Restate the full listing precisely as written.

[Start of Attachment]

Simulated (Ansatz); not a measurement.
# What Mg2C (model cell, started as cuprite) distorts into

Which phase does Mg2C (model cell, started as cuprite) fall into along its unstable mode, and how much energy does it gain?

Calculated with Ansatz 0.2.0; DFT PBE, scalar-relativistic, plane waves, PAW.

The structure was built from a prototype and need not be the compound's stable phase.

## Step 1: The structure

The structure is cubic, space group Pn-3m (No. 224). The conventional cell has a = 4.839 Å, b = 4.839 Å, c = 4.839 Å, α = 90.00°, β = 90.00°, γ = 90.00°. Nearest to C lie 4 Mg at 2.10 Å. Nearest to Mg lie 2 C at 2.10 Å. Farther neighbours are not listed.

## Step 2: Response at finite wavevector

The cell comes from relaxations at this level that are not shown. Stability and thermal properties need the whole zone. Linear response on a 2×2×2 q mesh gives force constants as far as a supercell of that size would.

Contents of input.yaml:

[End of Attachment]

Task response -
Simulated (Ansatz); not a measurement.
# What Mg2C (model cell, started as cuprite) distorts into

Which phase does Mg2C (model cell, started as cuprite) fall into along its unstable mode, and how much energy does it gain?

Calculated with Ansatz 0.2.0; DFT PBE, scalar-relativistic, plane waves, PAW.

The structure was built from a prototype and need not be the compound's stable phase.

## Step 1: The structure

The structure is cubic, space group Pn-3m (No. 224). The conventional cell has a = 4.839 Å, b = 4.839 Å, c = 4.839 Å, α = 90.00°, β = 90.00°, γ = 90.00°. Nearest to C lie 4 Mg at 2.10 Å. Nearest to Mg lie 2 C at 2.10 Å. Farther neighbours are not listed.

## Step 2: Response at finite wavevector

The cell comes from relaxations at this level that are not shown. Stability and thermal properties need the whole zone. Linear response on a 2×2×2 q mesh gives force constants as far as a supercell of that size would.

Contents of input.yaml:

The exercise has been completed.